## Exercise:
All that should be output is the block of lines below from the line with "(2) What does" to the line with "(2) zero (an", both included, exactly as written.

[[ Provided information open ]]
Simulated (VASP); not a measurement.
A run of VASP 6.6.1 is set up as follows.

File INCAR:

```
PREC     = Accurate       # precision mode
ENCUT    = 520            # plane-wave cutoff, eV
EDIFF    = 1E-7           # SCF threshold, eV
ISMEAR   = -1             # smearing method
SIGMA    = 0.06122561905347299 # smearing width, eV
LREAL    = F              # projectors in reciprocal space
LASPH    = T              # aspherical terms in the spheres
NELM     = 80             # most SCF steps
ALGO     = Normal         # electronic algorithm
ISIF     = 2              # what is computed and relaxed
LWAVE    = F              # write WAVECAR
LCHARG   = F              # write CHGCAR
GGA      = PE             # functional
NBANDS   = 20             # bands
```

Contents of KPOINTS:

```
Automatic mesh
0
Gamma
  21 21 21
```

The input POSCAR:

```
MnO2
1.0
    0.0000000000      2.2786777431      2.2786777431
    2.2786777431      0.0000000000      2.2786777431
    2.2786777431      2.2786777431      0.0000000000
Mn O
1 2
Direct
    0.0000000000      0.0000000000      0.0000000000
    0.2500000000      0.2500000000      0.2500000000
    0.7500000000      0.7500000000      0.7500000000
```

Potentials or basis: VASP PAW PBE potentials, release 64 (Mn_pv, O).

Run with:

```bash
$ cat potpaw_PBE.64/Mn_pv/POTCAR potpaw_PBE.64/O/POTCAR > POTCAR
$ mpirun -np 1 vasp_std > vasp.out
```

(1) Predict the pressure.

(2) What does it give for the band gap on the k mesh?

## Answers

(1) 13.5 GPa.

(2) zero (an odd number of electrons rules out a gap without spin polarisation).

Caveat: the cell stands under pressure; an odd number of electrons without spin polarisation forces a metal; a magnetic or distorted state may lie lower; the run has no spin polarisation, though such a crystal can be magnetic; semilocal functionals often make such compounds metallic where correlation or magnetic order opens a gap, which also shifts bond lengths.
[[ Provided information closed ]]

## Answer section:
(2) What does it give for the band gap on the k mesh?

## Answers

(1) 13.5 GPa.

(2) zero (an odd number of electrons rules out a gap without spin polarisation).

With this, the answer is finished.